# Assignment:
Word for word, restate the lines of the data from the first through the one containing "(Å) = 0.50: 24.9.", and nothing else.

──────── Records supplied

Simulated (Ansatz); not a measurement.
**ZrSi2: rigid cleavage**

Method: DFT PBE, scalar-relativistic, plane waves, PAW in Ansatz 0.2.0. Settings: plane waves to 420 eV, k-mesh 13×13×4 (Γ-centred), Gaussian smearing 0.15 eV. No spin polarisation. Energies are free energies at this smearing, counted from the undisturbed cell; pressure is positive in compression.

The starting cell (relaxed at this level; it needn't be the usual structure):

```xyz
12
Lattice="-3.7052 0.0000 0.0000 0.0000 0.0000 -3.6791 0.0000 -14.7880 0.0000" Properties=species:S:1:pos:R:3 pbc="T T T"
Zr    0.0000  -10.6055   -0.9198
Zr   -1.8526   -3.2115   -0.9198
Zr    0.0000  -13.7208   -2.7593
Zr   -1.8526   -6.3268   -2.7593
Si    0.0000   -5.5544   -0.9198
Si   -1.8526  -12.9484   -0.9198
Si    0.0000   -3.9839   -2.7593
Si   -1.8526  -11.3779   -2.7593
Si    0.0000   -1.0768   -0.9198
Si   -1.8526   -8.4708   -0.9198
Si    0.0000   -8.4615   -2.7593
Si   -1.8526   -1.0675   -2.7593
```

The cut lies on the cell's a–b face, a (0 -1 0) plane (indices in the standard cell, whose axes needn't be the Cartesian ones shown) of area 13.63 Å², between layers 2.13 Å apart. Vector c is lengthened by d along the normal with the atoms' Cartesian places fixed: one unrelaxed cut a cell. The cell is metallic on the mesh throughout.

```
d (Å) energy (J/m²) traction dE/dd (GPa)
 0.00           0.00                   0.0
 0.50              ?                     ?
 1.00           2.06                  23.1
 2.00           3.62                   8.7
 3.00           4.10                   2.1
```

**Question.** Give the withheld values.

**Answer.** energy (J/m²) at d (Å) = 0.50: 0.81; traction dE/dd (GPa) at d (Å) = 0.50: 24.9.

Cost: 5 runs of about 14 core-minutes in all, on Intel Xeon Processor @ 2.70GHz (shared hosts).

────────────────

# Written response:
Simulated (Ansatz); not a measurement.
**ZrSi2: rigid cleavage**

Method: DFT PBE, scalar-relativistic, plane waves, PAW in Ansatz 0.2.0. Settings: plane waves to 420 eV, k-mesh 13×13×4 (Γ-centred), Gaussian smearing 0.15 eV. No spin polarisation. Energies are free energies at this smearing, counted from the undisturbed cell; pressure is positive in compression.

The starting cell (relaxed at this level; it needn't be the usual structure):

```xyz
12
Lattice="-3.7052 0.0000 0.0000 0.0000 0.0000 -3.6791 0.0000 -14.7880 0.0000" Properties=species:S:1:pos:R:3 pbc="T T T"
Zr    0.0000  -10.6055   -0.9198
Zr   -1.8526   -3.2115   -0.9198
Zr    0.0000  -13.7208   -2.7593
Zr   -1.8526   -6.3268   -2.7593
Si    0.0000   -5.5544   -0.9198
Si   -1.8526  -12.9484   -0.9198
Si    0.0000   -3.9839   -2.7593
Si   -1.8526  -11.3779   -2.7593
Si    0.0000   -1.0768   -0.9198
Si   -1.8526   -8.4708   -0.9198
Si    0.0000   -8.4615   -2.7593
Si   -1.8526   -1.0675   -2.7593
```

The cut lies on the cell's a–b face, a (0 -1 0) plane (indices in the standard cell, whose axes needn't be the Cartesian ones shown) of area 13.63 Å², between layers 2.13 Å apart. Vector c is lengthened by d along the normal with the atoms' Cartesian places fixed: one unrelaxed cut a cell. The cell is metallic on the mesh throughout.

```
d (Å) energy (J/m²) traction dE/dd (GPa)
 0.00           0.00                   0.0
 0.50              ?                     ?
 1.00           2.06                  23.1
 2.00           3.62                   8.7
 3.00           4.10                   2.1
```

**Question.** Give the withheld values.

**Answer.** energy (J/m²) at d (Å) = 0.50: 0.81; traction dE/dd (GPa) at d (Å) = 0.50: 24.9.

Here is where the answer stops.